Output, word for word, every line from the start of the listing down to and including the line that contains "Question: Which isomer"; include nothing else.

::::::
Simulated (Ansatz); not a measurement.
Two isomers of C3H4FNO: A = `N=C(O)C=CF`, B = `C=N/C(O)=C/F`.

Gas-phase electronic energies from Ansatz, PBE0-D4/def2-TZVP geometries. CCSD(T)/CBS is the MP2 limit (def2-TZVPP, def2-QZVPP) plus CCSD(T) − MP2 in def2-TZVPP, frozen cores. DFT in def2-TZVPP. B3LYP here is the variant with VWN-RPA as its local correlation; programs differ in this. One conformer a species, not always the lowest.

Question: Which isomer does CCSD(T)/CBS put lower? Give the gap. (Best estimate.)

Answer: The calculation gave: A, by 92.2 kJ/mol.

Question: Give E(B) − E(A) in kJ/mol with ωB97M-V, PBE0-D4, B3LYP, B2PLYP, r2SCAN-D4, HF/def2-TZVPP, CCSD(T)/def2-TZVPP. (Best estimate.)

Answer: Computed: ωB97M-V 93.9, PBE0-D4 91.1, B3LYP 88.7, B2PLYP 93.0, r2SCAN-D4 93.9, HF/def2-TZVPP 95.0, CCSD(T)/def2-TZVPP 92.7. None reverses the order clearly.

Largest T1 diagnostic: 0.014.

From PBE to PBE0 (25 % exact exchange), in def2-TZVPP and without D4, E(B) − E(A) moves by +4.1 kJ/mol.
::::::

• YOUR RESPONSE:
Simulated (Ansatz); not a measurement.
Two isomers of C3H4FNO: A = `N=C(O)C=CF`, B = `C=N/C(O)=C/F`.

Gas-phase electronic energies from Ansatz, PBE0-D4/def2-TZVP geometries. CCSD(T)/CBS is the MP2 limit (def2-TZVPP, def2-QZVPP) plus CCSD(T) − MP2 in def2-TZVPP, frozen cores. DFT in def2-TZVPP. B3LYP here is the variant with VWN-RPA as its local correlation; programs differ in this. One conformer a species, not always the lowest.

Question: Which isomer does CCSD(T)/CBS put lower? Give the gap. (Best estimate.)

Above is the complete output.